━━━━━━━━━━
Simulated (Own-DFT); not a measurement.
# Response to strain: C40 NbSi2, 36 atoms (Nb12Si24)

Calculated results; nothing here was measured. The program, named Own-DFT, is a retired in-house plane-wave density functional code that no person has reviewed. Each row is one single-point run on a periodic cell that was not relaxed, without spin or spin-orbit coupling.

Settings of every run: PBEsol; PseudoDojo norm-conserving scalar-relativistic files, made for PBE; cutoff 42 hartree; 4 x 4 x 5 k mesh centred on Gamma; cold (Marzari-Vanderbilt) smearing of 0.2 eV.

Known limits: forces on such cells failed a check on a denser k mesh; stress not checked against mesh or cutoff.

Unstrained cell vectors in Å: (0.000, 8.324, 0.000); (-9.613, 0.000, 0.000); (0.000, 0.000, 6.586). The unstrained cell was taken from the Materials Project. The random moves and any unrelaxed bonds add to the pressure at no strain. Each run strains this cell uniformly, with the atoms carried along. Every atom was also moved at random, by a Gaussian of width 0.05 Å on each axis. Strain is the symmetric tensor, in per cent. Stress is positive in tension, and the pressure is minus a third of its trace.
━━━━━━━━━━

Every record, restated word for word, should make up your reply.

Simulated (Own-DFT); not a measurement.
# Response to strain: C40 NbSi2, 36 atoms (Nb12Si24)

Calculated results; nothing here was measured. The program, named Own-DFT, is a retired in-house plane-wave density functional code that no person has reviewed. Each row is one single-point run on a periodic cell that was not relaxed, without spin or spin-orbit coupling.

Settings of every run: PBEsol; PseudoDojo norm-conserving scalar-relativistic files, made for PBE; cutoff 42 hartree; 4 x 4 x 5 k mesh centred on Gamma; cold (Marzari-Vanderbilt) smearing of 0.2 eV.

Known limits: forces on such cells failed a check on a denser k mesh; stress not checked against mesh or cutoff.

Unstrained cell vectors in Å: (0.000, 8.324, 0.000); (-9.613, 0.000, 0.000); (0.000, 0.000, 6.586). The unstrained cell was taken from the Materials Project. The random moves and any unrelaxed bonds add to the pressure at no strain. Each run strains this cell uniformly, with the atoms carried along. Every atom was also moved at random, by a Gaussian of width 0.05 Å on each axis. Strain is the symmetric tensor, in per cent. Stress is positive in tension, and the pressure is minus a third of its trace.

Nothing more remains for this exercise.